**Work order**: Your response should be the complete listing, returned exactly as written.

**Data records**:
==============================

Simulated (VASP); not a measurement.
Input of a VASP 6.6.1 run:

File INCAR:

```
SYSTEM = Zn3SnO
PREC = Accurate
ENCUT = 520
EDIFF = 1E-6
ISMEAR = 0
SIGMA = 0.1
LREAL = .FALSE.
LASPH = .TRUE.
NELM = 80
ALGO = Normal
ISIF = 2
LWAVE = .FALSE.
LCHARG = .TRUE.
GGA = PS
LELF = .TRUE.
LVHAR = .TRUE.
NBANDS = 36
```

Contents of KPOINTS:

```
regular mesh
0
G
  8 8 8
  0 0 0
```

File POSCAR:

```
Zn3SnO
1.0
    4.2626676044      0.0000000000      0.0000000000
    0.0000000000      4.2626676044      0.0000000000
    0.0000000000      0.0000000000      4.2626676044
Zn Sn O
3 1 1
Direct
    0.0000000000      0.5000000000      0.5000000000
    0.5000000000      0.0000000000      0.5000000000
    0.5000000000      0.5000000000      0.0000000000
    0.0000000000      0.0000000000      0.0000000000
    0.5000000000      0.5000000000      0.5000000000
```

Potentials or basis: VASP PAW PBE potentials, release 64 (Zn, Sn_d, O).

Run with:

==============================

**Expected answer**:
Simulated (VASP); not a measurement.
Input of a VASP 6.6.1 run:

File INCAR:

```
SYSTEM = Zn3SnO
PREC = Accurate
ENCUT = 520
EDIFF = 1E-6
ISMEAR = 0
SIGMA = 0.1
LREAL = .FALSE.
LASPH = .TRUE.
NELM = 80
ALGO = Normal
ISIF = 2
LWAVE = .FALSE.
LCHARG = .TRUE.
GGA = PS
LELF = .TRUE.
LVHAR = .TRUE.
NBANDS = 36
```

Contents of KPOINTS:

```
regular mesh
0
G
  8 8 8
  0 0 0
```

File POSCAR:

```
Zn3SnO
1.0
    4.2626676044      0.0000000000      0.0000000000
    0.0000000000      4.2626676044      0.0000000000
    0.0000000000      0.0000000000      4.2626676044
Zn Sn O
3 1 1
Direct
    0.0000000000      0.5000000000      0.5000000000
    0.5000000000      0.0000000000      0.5000000000
    0.5000000000      0.5000000000      0.0000000000
    0.0000000000      0.0000000000      0.0000000000
    0.5000000000      0.5000000000      0.5000000000
```

Potentials or basis: VASP PAW PBE potentials, release 64 (Zn, Sn_d, O).

Run with:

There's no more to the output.